■ Action item:
Go through the data that follows and restate each line exactly as it reads.

■ Source data:
• • • • • • •
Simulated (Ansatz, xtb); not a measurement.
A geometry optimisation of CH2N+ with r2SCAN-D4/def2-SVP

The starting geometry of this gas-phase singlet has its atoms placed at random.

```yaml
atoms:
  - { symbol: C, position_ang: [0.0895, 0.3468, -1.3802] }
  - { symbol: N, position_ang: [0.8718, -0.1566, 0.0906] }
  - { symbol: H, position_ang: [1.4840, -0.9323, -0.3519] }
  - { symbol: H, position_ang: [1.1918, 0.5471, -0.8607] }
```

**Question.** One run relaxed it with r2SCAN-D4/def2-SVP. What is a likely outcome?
• • • • • • •

■ Exercise output:
Simulated (Ansatz, xtb); not a measurement.
A geometry optimisation of CH2N+ with r2SCAN-D4/def2-SVP

The starting geometry of this gas-phase singlet has its atoms placed at random.

```yaml
atoms:
  - { symbol: C, position_ang: [0.0895, 0.3468, -1.3802] }
  - { symbol: N, position_ang: [0.8718, -0.1566, 0.0906] }
  - { symbol: H, position_ang: [1.4840, -0.9323, -0.3519] }
  - { symbol: H, position_ang: [1.1918, 0.5471, -0.8607] }
```

**Question.** One run relaxed it with r2SCAN-D4/def2-SVP. What is a likely outcome?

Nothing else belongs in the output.